* Data extracts
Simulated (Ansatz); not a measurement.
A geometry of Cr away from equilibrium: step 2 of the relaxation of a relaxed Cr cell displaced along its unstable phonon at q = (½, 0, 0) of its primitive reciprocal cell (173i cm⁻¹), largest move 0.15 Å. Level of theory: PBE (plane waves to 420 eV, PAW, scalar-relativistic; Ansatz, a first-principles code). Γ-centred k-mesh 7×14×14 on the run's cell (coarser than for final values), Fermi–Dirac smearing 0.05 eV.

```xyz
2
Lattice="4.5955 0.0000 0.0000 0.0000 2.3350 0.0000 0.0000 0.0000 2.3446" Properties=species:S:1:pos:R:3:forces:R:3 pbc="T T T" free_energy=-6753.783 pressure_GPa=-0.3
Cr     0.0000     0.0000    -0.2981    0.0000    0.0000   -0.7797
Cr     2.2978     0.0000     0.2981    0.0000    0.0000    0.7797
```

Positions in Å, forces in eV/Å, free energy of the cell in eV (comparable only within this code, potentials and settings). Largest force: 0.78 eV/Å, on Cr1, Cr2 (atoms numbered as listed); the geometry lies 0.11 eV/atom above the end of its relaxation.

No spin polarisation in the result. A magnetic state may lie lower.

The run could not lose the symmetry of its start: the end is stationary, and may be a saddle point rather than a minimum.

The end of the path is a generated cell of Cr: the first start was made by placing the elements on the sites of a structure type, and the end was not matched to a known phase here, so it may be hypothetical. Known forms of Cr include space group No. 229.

* Assignment
What you give back should be only the lines of the records above, starting at the line with "No spin polarisation" and ending at the line with "The run could", restated word for word.

* Solution
No spin polarisation in the result. A magnetic state may lie lower.

The run could not lose the symmetry of its start: the end is stationary, and may be a saddle point rather than a minimum.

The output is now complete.